= = =

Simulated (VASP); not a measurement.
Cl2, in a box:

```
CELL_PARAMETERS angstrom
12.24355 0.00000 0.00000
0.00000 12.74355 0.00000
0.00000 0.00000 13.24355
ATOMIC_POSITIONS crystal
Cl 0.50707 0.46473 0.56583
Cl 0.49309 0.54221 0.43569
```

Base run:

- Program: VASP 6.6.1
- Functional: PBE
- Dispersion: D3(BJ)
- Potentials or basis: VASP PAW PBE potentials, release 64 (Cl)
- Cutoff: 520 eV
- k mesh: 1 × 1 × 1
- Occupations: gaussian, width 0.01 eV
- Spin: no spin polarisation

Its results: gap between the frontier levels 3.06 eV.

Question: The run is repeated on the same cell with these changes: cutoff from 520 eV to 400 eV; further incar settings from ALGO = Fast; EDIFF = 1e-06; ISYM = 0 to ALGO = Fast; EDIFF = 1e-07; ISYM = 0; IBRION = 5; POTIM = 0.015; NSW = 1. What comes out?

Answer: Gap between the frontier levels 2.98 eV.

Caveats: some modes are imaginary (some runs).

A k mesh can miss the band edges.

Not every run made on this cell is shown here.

= = =

■ Assignment: Make a verbatim transcription of all the material.

■ Answer box:
Simulated (VASP); not a measurement.
Cl2, in a box:

```
CELL_PARAMETERS angstrom
12.24355 0.00000 0.00000
0.00000 12.74355 0.00000
0.00000 0.00000 13.24355
ATOMIC_POSITIONS crystal
Cl 0.50707 0.46473 0.56583
Cl 0.49309 0.54221 0.43569
```

Base run:

- Program: VASP 6.6.1
- Functional: PBE
- Dispersion: D3(BJ)
- Potentials or basis: VASP PAW PBE potentials, release 64 (Cl)
- Cutoff: 520 eV
- k mesh: 1 × 1 × 1
- Occupations: gaussian, width 0.01 eV
- Spin: no spin polarisation

Its results: gap between the frontier levels 3.06 eV.

Question: The run is repeated on the same cell with these changes: cutoff from 520 eV to 400 eV; further incar settings from ALGO = Fast; EDIFF = 1e-06; ISYM = 0 to ALGO = Fast; EDIFF = 1e-07; ISYM = 0; IBRION = 5; POTIM = 0.015; NSW = 1. What comes out?

Answer: Gap between the frontier levels 2.98 eV.

Caveats: some modes are imaginary (some runs).

A k mesh can miss the band edges.

Not every run made on this cell is shown here.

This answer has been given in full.